__ACTION ITEM__.
Go through the entries below from the first line and transcribe each one exactly, ending with the line that contains "This cell differs".

__AVAILABLE DATA__.
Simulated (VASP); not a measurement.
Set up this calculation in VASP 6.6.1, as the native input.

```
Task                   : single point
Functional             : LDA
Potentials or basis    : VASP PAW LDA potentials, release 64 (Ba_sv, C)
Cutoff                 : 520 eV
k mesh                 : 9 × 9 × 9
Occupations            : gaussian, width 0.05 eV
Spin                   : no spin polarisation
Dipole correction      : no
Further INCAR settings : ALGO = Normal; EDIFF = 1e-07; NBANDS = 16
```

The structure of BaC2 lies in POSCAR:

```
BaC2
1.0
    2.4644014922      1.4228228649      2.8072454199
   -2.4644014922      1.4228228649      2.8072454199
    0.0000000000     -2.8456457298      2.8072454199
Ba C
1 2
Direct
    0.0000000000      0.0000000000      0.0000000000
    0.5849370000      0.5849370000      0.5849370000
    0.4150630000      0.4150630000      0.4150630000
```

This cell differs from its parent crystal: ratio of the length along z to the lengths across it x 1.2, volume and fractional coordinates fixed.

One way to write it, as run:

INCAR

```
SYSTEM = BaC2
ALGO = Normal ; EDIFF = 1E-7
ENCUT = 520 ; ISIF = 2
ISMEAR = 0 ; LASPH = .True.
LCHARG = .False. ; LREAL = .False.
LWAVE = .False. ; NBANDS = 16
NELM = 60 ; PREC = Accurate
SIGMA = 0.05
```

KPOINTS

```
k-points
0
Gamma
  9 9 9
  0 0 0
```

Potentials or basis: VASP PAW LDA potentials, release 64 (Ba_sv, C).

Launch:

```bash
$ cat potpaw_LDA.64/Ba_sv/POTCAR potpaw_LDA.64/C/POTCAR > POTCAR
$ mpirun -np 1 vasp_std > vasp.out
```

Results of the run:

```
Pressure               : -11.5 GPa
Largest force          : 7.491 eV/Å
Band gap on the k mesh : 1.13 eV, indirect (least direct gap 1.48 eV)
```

__WORKED SOLUTION__.
Simulated (VASP); not a measurement.
Set up this calculation in VASP 6.6.1, as the native input.

```
Task                   : single point
Functional             : LDA
Potentials or basis    : VASP PAW LDA potentials, release 64 (Ba_sv, C)
Cutoff                 : 520 eV
k mesh                 : 9 × 9 × 9
Occupations            : gaussian, width 0.05 eV
Spin                   : no spin polarisation
Dipole correction      : no
Further INCAR settings : ALGO = Normal; EDIFF = 1e-07; NBANDS = 16
```

The structure of BaC2 lies in POSCAR:

```
BaC2
1.0
    2.4644014922      1.4228228649      2.8072454199
   -2.4644014922      1.4228228649      2.8072454199
    0.0000000000     -2.8456457298      2.8072454199
Ba C
1 2
Direct
    0.0000000000      0.0000000000      0.0000000000
    0.5849370000      0.5849370000      0.5849370000
    0.4150630000      0.4150630000      0.4150630000
```

This cell differs from its parent crystal: ratio of the length along z to the lengths across it x 1.2, volume and fractional coordinates fixed.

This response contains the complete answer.